● **ASSIGNMENT**
Starting at the line that contains "Alike in both" in the listing below, write out every line word for word until you have written the line that contains "Answer: gap on".

● **INPUT DATA**
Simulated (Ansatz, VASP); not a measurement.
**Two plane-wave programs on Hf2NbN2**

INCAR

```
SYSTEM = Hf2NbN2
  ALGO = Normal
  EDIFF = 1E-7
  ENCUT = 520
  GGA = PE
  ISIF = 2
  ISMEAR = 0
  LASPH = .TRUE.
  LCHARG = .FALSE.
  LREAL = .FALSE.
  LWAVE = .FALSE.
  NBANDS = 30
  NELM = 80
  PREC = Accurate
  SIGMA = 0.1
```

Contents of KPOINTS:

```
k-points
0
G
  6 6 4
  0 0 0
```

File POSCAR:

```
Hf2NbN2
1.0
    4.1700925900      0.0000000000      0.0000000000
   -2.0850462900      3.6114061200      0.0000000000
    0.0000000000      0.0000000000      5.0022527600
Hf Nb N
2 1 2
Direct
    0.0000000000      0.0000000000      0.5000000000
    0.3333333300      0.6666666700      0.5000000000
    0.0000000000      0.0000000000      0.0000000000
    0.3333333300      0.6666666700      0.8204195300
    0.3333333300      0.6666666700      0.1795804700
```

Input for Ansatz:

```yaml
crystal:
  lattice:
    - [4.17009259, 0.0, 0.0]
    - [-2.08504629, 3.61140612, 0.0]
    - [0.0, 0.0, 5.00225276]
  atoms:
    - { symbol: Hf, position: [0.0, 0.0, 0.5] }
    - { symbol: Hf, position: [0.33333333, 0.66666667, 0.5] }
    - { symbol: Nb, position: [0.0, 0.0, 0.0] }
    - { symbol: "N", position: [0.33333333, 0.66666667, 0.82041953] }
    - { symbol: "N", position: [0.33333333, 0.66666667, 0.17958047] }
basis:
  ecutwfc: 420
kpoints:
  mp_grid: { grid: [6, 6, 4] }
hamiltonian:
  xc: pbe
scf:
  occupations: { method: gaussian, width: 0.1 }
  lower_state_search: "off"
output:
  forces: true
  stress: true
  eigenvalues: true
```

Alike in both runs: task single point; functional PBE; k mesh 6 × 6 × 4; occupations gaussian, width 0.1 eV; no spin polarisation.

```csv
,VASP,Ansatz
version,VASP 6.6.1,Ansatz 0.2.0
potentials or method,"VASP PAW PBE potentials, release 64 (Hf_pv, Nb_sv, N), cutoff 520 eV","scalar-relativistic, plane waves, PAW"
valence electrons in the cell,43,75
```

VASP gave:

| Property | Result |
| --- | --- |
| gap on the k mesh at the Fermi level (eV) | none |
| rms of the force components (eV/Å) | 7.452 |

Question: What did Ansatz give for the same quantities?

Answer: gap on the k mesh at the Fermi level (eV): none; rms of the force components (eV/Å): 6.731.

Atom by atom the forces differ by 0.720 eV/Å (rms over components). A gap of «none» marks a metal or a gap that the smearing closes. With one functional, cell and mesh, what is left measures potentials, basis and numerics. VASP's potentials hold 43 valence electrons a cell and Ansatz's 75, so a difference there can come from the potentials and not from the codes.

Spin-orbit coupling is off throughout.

● **EXERCISE RESPONSE**
Alike in both runs: task single point; functional PBE; k mesh 6 × 6 × 4; occupations gaussian, width 0.1 eV; no spin polarisation.

```csv
,VASP,Ansatz
version,VASP 6.6.1,Ansatz 0.2.0
potentials or method,"VASP PAW PBE potentials, release 64 (Hf_pv, Nb_sv, N), cutoff 520 eV","scalar-relativistic, plane waves, PAW"
valence electrons in the cell,43,75
```

VASP gave:

| Property | Result |
| --- | --- |
| gap on the k mesh at the Fermi level (eV) | none |
| rms of the force components (eV/Å) | 7.452 |

Question: What did Ansatz give for the same quantities?

Answer: gap on the k mesh at the Fermi level (eV): none; rms of the force components (eV/Å): 6.731.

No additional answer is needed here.